Would you repeat the entries beneath, with nothing changed?

----- STUDY MATERIAL -----

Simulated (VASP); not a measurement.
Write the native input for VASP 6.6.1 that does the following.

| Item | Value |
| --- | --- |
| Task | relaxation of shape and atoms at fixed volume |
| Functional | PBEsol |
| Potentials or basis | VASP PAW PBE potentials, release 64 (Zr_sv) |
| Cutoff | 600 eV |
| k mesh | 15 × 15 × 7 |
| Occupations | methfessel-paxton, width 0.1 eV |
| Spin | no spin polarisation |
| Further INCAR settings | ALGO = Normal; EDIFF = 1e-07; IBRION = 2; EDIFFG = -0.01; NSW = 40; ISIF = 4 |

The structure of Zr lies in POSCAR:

-----

*RESULT:*
Simulated (VASP); not a measurement.
Write the native input for VASP 6.6.1 that does the following.

| Item | Value |
| --- | --- |
| Task | relaxation of shape and atoms at fixed volume |
| Functional | PBEsol |
| Potentials or basis | VASP PAW PBE potentials, release 64 (Zr_sv) |
| Cutoff | 600 eV |
| k mesh | 15 × 15 × 7 |
| Occupations | methfessel-paxton, width 0.1 eV |
| Spin | no spin polarisation |
| Further INCAR settings | ALGO = Normal; EDIFF = 1e-07; IBRION = 2; EDIFFG = -0.01; NSW = 40; ISIF = 4 |

The structure of Zr lies in POSCAR:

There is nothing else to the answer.